§ EXERCISE
Find "The run is started by" and "how much memory?" in the records below. Copy the lines holding them and every line between, exactly, and no others.

※
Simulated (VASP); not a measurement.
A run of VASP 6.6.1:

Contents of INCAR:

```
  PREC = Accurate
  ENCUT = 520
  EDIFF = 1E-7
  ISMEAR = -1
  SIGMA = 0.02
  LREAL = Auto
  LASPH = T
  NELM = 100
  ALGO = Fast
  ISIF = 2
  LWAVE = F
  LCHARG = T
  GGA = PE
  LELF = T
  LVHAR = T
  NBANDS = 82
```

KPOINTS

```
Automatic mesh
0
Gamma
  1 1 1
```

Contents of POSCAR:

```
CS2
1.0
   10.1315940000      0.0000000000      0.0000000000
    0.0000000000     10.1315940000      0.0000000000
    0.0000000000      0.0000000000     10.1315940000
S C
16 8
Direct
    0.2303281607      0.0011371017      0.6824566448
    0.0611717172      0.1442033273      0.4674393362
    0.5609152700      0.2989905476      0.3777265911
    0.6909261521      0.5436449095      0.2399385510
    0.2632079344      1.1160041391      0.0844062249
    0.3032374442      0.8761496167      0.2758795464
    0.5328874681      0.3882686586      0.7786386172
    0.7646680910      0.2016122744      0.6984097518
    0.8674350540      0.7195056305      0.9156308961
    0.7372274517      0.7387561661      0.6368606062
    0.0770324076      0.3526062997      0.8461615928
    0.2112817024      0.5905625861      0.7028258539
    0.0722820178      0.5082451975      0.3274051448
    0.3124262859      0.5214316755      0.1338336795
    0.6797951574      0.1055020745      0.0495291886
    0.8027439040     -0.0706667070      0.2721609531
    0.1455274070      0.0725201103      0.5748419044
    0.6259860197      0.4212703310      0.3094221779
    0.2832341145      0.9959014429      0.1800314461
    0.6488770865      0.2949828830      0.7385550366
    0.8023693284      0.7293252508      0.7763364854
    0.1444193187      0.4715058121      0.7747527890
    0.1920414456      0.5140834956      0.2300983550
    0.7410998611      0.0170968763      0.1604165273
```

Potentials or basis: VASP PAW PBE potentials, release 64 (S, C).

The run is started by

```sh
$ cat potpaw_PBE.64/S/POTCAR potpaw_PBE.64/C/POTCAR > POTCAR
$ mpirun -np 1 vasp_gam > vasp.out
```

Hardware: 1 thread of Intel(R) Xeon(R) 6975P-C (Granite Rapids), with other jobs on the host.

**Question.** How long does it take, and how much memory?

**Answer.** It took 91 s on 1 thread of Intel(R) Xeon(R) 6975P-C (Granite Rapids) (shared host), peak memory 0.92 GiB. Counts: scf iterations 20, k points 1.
※

§ EXERCISE ANSWER
The run is started by

```sh
$ cat potpaw_PBE.64/S/POTCAR potpaw_PBE.64/C/POTCAR > POTCAR
$ mpirun -np 1 vasp_gam > vasp.out
```

Hardware: 1 thread of Intel(R) Xeon(R) 6975P-C (Granite Rapids), with other jobs on the host.

**Question.** How long does it take, and how much memory?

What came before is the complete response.